Action item: The line containing "VASP 6.6.1 |" marks the end: write out exactly every line from the first line of the data below through that line, and only those.

Given data:
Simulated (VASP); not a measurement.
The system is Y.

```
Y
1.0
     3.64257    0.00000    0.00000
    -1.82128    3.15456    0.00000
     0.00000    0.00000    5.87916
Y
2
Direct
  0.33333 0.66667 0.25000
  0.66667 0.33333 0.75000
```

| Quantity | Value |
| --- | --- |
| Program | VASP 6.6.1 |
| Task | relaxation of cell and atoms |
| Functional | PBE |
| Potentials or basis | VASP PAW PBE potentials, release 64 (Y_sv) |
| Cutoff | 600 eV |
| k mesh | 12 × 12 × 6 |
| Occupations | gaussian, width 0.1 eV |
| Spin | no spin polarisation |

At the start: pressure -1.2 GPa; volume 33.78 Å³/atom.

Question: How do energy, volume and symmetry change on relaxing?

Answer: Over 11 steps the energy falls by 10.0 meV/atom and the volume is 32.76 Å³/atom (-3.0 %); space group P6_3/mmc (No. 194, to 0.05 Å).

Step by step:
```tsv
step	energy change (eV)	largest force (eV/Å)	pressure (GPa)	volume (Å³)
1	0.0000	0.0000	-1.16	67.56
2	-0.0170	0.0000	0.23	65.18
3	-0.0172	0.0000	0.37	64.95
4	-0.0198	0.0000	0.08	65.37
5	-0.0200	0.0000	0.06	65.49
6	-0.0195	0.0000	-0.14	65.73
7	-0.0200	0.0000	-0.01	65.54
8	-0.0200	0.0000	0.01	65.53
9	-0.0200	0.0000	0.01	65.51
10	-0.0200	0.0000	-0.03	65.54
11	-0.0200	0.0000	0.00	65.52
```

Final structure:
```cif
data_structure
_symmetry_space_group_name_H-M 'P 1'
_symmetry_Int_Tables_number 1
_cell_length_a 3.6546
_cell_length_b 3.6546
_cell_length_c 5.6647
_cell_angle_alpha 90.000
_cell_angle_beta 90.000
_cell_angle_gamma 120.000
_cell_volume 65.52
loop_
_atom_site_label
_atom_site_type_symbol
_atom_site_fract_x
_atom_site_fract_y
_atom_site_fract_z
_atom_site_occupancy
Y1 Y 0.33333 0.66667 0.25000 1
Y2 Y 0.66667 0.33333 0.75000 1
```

Reply:
Simulated (VASP); not a measurement.
The system is Y.

```
Y
1.0
     3.64257    0.00000    0.00000
    -1.82128    3.15456    0.00000
     0.00000    0.00000    5.87916
Y
2
Direct
  0.33333 0.66667 0.25000
  0.66667 0.33333 0.75000
```

| Quantity | Value |
| --- | --- |
| Program | VASP 6.6.1 |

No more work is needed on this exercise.